_ACTION ITEM_
Everything from the first line of the records to the line containing "Its results: band", inclusive, is to be extracted exactly, and nothing more.

_GIVEN INFORMATION_
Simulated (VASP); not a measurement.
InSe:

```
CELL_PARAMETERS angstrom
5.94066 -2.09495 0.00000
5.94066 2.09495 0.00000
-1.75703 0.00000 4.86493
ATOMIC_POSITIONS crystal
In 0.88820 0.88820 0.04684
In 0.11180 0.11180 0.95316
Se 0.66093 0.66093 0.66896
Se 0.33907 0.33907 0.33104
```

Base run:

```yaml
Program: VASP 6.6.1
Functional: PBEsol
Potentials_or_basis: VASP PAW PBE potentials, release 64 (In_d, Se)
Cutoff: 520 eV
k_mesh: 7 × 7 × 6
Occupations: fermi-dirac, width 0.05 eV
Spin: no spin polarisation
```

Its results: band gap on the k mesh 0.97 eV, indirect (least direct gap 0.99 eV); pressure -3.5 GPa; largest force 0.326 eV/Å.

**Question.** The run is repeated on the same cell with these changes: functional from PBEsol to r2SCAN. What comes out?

_EXERCISE ANSWER_
Simulated (VASP); not a measurement.
InSe:

```
CELL_PARAMETERS angstrom
5.94066 -2.09495 0.00000
5.94066 2.09495 0.00000
-1.75703 0.00000 4.86493
ATOMIC_POSITIONS crystal
In 0.88820 0.88820 0.04684
In 0.11180 0.11180 0.95316
Se 0.66093 0.66093 0.66896
Se 0.33907 0.33907 0.33104
```

Base run:

```yaml
Program: VASP 6.6.1
Functional: PBEsol
Potentials_or_basis: VASP PAW PBE potentials, release 64 (In_d, Se)
Cutoff: 520 eV
k_mesh: 7 × 7 × 6
Occupations: fermi-dirac, width 0.05 eV
Spin: no spin polarisation
```

Its results: band gap on the k mesh 0.97 eV, indirect (least direct gap 0.99 eV); pressure -3.5 GPa; largest force 0.326 eV/Å.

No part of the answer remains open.